Print, in exact form, the lines below from the one containing "mesh: 6 × 6 × 6" through the one containing "Its results: band", and omit all others.

■ Data provided
= Beginning of Section =

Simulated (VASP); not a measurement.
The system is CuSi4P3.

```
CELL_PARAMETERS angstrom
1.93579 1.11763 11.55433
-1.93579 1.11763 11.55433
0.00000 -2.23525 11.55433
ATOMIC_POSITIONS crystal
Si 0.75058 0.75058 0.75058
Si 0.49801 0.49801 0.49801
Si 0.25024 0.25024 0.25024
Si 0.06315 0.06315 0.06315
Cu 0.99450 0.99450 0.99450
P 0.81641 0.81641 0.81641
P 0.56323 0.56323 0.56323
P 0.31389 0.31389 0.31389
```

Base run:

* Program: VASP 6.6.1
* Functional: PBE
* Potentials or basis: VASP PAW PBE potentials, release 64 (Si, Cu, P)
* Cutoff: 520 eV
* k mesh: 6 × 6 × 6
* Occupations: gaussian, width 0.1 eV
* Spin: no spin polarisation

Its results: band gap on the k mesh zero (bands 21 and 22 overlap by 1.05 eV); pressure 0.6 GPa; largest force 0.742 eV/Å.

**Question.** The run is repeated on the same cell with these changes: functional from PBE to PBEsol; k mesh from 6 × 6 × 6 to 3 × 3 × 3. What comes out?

= End of Section =

■ Reply
* k mesh: 6 × 6 × 6
* Occupations: gaussian, width 0.1 eV
* Spin: no spin polarisation

Its results: band gap on the k mesh zero (bands 21 and 22 overlap by 1.05 eV); pressure 0.6 GPa; largest force 0.742 eV/Å.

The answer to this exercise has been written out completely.